━━ RECORDED INFORMATION

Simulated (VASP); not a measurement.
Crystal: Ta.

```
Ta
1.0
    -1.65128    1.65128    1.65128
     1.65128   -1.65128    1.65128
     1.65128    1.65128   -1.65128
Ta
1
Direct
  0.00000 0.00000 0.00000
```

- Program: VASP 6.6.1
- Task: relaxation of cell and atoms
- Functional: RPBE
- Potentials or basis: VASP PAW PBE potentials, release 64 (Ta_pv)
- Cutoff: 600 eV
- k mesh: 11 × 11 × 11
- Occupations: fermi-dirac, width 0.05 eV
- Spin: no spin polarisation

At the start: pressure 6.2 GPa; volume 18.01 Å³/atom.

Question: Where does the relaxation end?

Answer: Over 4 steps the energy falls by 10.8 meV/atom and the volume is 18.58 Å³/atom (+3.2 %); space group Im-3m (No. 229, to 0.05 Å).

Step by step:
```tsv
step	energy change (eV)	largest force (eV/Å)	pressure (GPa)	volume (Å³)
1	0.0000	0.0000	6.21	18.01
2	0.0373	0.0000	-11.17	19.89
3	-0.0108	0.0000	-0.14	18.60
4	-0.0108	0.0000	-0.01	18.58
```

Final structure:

━━━━

ASSIGNMENT ▸ Reproduce the whole listing verbatim, leaving every line as it was.

TASK SOLUTION ▸
Simulated (VASP); not a measurement.
Crystal: Ta.

```
Ta
1.0
    -1.65128    1.65128    1.65128
     1.65128   -1.65128    1.65128
     1.65128    1.65128   -1.65128
Ta
1
Direct
  0.00000 0.00000 0.00000
```

- Program: VASP 6.6.1
- Task: relaxation of cell and atoms
- Functional: RPBE
- Potentials or basis: VASP PAW PBE potentials, release 64 (Ta_pv)
- Cutoff: 600 eV
- k mesh: 11 × 11 × 11
- Occupations: fermi-dirac, width 0.05 eV
- Spin: no spin polarisation

At the start: pressure 6.2 GPa; volume 18.01 Å³/atom.

Question: Where does the relaxation end?

Answer: Over 4 steps the energy falls by 10.8 meV/atom and the volume is 18.58 Å³/atom (+3.2 %); space group Im-3m (No. 229, to 0.05 Å).

Step by step:
```tsv
step	energy change (eV)	largest force (eV/Å)	pressure (GPa)	volume (Å³)
1	0.0000	0.0000	6.21	18.01
2	0.0373	0.0000	-11.17	19.89
3	-0.0108	0.0000	-0.14	18.60
4	-0.0108	0.0000	-0.01	18.58
```

Final structure:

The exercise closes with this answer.